- ASSIGNMENT
In your answer, print each of the records below exactly.

------------------------------------
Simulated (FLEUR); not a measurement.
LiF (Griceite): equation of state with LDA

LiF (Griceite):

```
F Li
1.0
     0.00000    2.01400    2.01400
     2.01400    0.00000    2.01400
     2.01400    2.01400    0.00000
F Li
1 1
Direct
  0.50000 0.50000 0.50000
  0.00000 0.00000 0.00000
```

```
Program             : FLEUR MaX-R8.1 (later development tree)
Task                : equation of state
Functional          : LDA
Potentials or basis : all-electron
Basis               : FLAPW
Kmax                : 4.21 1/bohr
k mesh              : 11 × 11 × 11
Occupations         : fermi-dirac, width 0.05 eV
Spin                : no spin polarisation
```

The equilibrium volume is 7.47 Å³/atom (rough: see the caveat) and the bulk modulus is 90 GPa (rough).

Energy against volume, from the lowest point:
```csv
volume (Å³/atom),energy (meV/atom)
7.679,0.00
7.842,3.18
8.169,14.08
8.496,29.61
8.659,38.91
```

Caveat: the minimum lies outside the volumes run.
------------------------------------

- WRITTEN ANSWER
Simulated (FLEUR); not a measurement.
LiF (Griceite): equation of state with LDA

LiF (Griceite):

```
F Li
1.0
     0.00000    2.01400    2.01400
     2.01400    0.00000    2.01400
     2.01400    2.01400    0.00000
F Li
1 1
Direct
  0.50000 0.50000 0.50000
  0.00000 0.00000 0.00000
```

```
Program             : FLEUR MaX-R8.1 (later development tree)
Task                : equation of state
Functional          : LDA
Potentials or basis : all-electron
Basis               : FLAPW
Kmax                : 4.21 1/bohr
k mesh              : 11 × 11 × 11
Occupations         : fermi-dirac, width 0.05 eV
Spin                : no spin polarisation
```

The equilibrium volume is 7.47 Å³/atom (rough: see the caveat) and the bulk modulus is 90 GPa (rough).

Energy against volume, from the lowest point:
```csv
volume (Å³/atom),energy (meV/atom)
7.679,0.00
7.842,3.18
8.169,14.08
8.496,29.61
8.659,38.91
```

Caveat: the minimum lies outside the volumes run.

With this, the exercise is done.